> _WORK ORDER_:
Word for word, restate the entries below from their first line through the line that contains "The cell as".

┌─ DATASET RECORDS

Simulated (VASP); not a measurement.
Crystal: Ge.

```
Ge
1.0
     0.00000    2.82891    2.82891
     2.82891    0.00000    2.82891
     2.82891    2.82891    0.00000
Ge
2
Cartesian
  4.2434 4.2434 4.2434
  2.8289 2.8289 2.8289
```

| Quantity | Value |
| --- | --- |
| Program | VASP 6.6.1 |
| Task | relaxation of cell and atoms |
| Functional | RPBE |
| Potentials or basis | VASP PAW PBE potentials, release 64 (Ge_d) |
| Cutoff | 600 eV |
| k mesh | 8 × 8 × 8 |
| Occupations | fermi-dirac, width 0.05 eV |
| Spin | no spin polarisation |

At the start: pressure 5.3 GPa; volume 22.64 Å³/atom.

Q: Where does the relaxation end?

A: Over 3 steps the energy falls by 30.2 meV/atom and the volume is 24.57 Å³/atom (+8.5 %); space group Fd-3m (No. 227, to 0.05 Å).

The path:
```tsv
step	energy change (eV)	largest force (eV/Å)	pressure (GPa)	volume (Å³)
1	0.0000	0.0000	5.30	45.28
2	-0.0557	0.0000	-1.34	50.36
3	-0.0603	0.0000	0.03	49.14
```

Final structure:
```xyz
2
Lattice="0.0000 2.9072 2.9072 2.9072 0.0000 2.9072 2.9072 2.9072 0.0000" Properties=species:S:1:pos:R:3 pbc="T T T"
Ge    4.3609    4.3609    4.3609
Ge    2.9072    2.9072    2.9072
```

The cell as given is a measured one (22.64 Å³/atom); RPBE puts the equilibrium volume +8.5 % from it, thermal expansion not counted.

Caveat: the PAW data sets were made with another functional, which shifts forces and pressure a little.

└─

> _ANSWER SECTION_:
Simulated (VASP); not a measurement.
Crystal: Ge.

```
Ge
1.0
     0.00000    2.82891    2.82891
     2.82891    0.00000    2.82891
     2.82891    2.82891    0.00000
Ge
2
Cartesian
  4.2434 4.2434 4.2434
  2.8289 2.8289 2.8289
```

| Quantity | Value |
| --- | --- |
| Program | VASP 6.6.1 |
| Task | relaxation of cell and atoms |
| Functional | RPBE |
| Potentials or basis | VASP PAW PBE potentials, release 64 (Ge_d) |
| Cutoff | 600 eV |
| k mesh | 8 × 8 × 8 |
| Occupations | fermi-dirac, width 0.05 eV |
| Spin | no spin polarisation |

At the start: pressure 5.3 GPa; volume 22.64 Å³/atom.

Q: Where does the relaxation end?

A: Over 3 steps the energy falls by 30.2 meV/atom and the volume is 24.57 Å³/atom (+8.5 %); space group Fd-3m (No. 227, to 0.05 Å).

The path:
```tsv
step	energy change (eV)	largest force (eV/Å)	pressure (GPa)	volume (Å³)
1	0.0000	0.0000	5.30	45.28
2	-0.0557	0.0000	-1.34	50.36
3	-0.0603	0.0000	0.03	49.14
```

Final structure:
```xyz
2
Lattice="0.0000 2.9072 2.9072 2.9072 0.0000 2.9072 2.9072 2.9072 0.0000" Properties=species:S:1:pos:R:3 pbc="T T T"
Ge    4.3609    4.3609    4.3609
Ge    2.9072    2.9072    2.9072
```

The cell as given is a measured one (22.64 Å³/atom); RPBE puts the equilibrium volume +8.5 % from it, thermal expansion not counted.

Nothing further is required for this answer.